BEGIN AVAILABLE DATA

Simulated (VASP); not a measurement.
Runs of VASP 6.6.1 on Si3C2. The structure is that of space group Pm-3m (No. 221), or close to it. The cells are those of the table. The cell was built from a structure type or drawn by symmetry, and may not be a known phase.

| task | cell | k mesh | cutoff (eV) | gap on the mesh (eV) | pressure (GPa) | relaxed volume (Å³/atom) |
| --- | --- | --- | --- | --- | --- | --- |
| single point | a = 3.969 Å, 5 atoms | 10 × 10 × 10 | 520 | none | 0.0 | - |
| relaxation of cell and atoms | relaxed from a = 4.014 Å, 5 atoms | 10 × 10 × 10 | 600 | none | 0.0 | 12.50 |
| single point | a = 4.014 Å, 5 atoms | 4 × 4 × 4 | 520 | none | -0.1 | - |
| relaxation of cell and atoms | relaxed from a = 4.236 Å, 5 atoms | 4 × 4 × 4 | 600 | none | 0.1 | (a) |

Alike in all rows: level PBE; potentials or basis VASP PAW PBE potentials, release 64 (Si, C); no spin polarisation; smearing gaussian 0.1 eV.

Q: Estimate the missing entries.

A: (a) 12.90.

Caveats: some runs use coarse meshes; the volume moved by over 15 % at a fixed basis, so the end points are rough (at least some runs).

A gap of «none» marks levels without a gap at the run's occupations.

END AVAILABLE DATA

**REQUIREMENT:** Using the data above, print every record exactly as shown.

**YOUR RESPONSE:**
Simulated (VASP); not a measurement.
Runs of VASP 6.6.1 on Si3C2. The structure is that of space group Pm-3m (No. 221), or close to it. The cells are those of the table. The cell was built from a structure type or drawn by symmetry, and may not be a known phase.

| task | cell | k mesh | cutoff (eV) | gap on the mesh (eV) | pressure (GPa) | relaxed volume (Å³/atom) |
| --- | --- | --- | --- | --- | --- | --- |
| single point | a = 3.969 Å, 5 atoms | 10 × 10 × 10 | 520 | none | 0.0 | - |
| relaxation of cell and atoms | relaxed from a = 4.014 Å, 5 atoms | 10 × 10 × 10 | 600 | none | 0.0 | 12.50 |
| single point | a = 4.014 Å, 5 atoms | 4 × 4 × 4 | 520 | none | -0.1 | - |
| relaxation of cell and atoms | relaxed from a = 4.236 Å, 5 atoms | 4 × 4 × 4 | 600 | none | 0.1 | (a) |

Alike in all rows: level PBE; potentials or basis VASP PAW PBE potentials, release 64 (Si, C); no spin polarisation; smearing gaussian 0.1 eV.

Q: Estimate the missing entries.

A: (a) 12.90.

Caveats: some runs use coarse meshes; the volume moved by over 15 % at a fixed basis, so the end points are rough (at least some runs).

A gap of «none» marks levels without a gap at the run's occupations.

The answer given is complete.